== Information given ==
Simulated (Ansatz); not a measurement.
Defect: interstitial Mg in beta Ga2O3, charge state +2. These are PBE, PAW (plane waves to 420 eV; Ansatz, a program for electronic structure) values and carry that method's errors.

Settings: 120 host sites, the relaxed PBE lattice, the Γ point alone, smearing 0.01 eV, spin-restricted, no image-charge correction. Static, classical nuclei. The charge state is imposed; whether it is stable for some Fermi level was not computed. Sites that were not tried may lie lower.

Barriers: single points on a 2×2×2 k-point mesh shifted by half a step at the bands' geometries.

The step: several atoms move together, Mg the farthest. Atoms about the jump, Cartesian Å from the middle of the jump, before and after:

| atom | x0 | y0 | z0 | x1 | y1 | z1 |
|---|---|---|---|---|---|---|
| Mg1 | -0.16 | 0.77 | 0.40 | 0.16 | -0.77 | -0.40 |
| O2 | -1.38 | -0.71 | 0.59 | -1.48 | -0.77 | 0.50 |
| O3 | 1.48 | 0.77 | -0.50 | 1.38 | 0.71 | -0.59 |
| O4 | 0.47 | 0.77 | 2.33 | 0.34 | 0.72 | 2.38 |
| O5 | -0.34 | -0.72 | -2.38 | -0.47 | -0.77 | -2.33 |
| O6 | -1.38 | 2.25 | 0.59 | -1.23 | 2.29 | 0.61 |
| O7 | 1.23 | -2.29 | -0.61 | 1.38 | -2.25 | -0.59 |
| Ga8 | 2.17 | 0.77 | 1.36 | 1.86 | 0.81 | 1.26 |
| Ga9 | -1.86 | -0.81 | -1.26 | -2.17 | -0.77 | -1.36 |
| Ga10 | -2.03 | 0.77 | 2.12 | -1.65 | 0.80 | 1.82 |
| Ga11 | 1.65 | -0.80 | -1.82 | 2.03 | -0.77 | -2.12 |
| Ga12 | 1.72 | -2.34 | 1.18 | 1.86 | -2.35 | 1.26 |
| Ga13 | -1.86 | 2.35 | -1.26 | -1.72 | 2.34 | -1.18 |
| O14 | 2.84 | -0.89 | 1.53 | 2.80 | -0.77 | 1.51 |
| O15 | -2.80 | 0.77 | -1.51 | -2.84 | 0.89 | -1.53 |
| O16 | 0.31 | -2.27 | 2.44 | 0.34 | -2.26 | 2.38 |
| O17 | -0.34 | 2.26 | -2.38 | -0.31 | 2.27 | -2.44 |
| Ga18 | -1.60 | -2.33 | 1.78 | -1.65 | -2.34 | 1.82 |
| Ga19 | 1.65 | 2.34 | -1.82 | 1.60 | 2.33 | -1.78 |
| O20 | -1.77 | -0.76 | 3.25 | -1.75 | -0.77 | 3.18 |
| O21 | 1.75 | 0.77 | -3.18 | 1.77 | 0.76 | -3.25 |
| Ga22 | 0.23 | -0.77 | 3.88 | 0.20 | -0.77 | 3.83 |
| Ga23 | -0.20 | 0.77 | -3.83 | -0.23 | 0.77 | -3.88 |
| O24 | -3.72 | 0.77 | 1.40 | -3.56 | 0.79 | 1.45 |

== Exercise ==
Retype, exactly and in full, the listing from its first line to the one holding "0.72 | 2.38 |", both included.

== Task answer ==
Simulated (Ansatz); not a measurement.
Defect: interstitial Mg in beta Ga2O3, charge state +2. These are PBE, PAW (plane waves to 420 eV; Ansatz, a program for electronic structure) values and carry that method's errors.

Settings: 120 host sites, the relaxed PBE lattice, the Γ point alone, smearing 0.01 eV, spin-restricted, no image-charge correction. Static, classical nuclei. The charge state is imposed; whether it is stable for some Fermi level was not computed. Sites that were not tried may lie lower.

Barriers: single points on a 2×2×2 k-point mesh shifted by half a step at the bands' geometries.

The step: several atoms move together, Mg the farthest. Atoms about the jump, Cartesian Å from the middle of the jump, before and after:

| atom | x0 | y0 | z0 | x1 | y1 | z1 |
|---|---|---|---|---|---|---|
| Mg1 | -0.16 | 0.77 | 0.40 | 0.16 | -0.77 | -0.40 |
| O2 | -1.38 | -0.71 | 0.59 | -1.48 | -0.77 | 0.50 |
| O3 | 1.48 | 0.77 | -0.50 | 1.38 | 0.71 | -0.59 |
| O4 | 0.47 | 0.77 | 2.33 | 0.34 | 0.72 | 2.38 |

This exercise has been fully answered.